* [WORK REQUEST] Everything from the first line of the entries through the line containing "Definitions: NICS(0) = −σiso" is to be retyped exactly, and nothing beyond it.

* [INFORMATION PROVIDED]
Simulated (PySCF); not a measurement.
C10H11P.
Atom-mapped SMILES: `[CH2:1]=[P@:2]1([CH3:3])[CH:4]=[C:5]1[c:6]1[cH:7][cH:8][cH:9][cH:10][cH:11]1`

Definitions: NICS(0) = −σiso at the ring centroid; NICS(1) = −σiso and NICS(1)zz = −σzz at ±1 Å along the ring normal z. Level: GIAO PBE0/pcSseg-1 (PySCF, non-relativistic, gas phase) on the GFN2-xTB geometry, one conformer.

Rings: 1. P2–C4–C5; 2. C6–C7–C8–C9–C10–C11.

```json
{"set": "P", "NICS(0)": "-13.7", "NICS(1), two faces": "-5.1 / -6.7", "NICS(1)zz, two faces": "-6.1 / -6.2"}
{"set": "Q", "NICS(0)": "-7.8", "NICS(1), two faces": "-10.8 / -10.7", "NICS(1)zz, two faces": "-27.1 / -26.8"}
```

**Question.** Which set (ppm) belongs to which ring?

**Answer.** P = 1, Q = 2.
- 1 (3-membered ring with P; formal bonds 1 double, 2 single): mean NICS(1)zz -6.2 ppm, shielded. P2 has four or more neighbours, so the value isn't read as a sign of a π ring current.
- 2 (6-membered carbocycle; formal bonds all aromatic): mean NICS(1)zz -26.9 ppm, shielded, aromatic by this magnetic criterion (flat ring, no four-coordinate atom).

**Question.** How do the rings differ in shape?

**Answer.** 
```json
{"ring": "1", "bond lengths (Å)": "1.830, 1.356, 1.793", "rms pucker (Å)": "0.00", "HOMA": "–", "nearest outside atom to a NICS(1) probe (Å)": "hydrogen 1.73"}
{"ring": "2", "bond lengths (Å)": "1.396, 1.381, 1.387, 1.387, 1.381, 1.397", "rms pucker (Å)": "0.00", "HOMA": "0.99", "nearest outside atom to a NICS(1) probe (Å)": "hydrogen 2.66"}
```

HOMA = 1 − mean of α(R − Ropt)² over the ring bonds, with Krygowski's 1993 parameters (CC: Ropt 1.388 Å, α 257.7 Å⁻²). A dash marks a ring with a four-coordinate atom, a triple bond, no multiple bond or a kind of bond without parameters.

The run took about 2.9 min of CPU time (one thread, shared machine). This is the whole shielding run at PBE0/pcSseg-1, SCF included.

* [TASK OUTPUT]
Simulated (PySCF); not a measurement.
C10H11P.
Atom-mapped SMILES: `[CH2:1]=[P@:2]1([CH3:3])[CH:4]=[C:5]1[c:6]1[cH:7][cH:8][cH:9][cH:10][cH:11]1`

Definitions: NICS(0) = −σiso at the ring centroid; NICS(1) = −σiso and NICS(1)zz = −σzz at ±1 Å along the ring normal z. Level: GIAO PBE0/pcSseg-1 (PySCF, non-relativistic, gas phase) on the GFN2-xTB geometry, one conformer.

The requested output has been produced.